Data shown |
__________

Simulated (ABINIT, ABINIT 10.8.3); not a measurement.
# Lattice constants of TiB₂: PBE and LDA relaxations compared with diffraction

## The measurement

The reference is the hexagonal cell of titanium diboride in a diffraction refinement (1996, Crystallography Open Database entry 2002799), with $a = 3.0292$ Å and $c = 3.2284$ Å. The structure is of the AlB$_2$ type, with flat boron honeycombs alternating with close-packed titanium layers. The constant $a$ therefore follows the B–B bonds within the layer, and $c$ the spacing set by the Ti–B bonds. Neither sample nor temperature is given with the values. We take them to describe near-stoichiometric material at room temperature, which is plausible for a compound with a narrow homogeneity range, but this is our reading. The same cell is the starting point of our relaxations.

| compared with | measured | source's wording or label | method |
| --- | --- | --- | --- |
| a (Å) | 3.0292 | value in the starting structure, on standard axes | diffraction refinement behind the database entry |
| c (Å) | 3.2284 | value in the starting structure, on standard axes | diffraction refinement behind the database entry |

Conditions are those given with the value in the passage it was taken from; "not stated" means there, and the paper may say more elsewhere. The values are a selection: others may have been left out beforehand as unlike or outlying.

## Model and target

__________

Work request | Transcribe every entry exactly, omitting nothing.

Answer box |
Simulated (ABINIT, ABINIT 10.8.3); not a measurement.
# Lattice constants of TiB₂: PBE and LDA relaxations compared with diffraction

## The measurement

The reference is the hexagonal cell of titanium diboride in a diffraction refinement (1996, Crystallography Open Database entry 2002799), with $a = 3.0292$ Å and $c = 3.2284$ Å. The structure is of the AlB$_2$ type, with flat boron honeycombs alternating with close-packed titanium layers. The constant $a$ therefore follows the B–B bonds within the layer, and $c$ the spacing set by the Ti–B bonds. Neither sample nor temperature is given with the values. We take them to describe near-stoichiometric material at room temperature, which is plausible for a compound with a narrow homogeneity range, but this is our reading. The same cell is the starting point of our relaxations.

| compared with | measured | source's wording or label | method |
| --- | --- | --- | --- |
| a (Å) | 3.0292 | value in the starting structure, on standard axes | diffraction refinement behind the database entry |
| c (Å) | 3.2284 | value in the starting structure, on standard axes | diffraction refinement behind the database entry |

Conditions are those given with the value in the passage it was taken from; "not stated" means there, and the paper may say more elsewhere. The values are a selection: others may have been left out beforehand as unlike or outlying.

## Model and target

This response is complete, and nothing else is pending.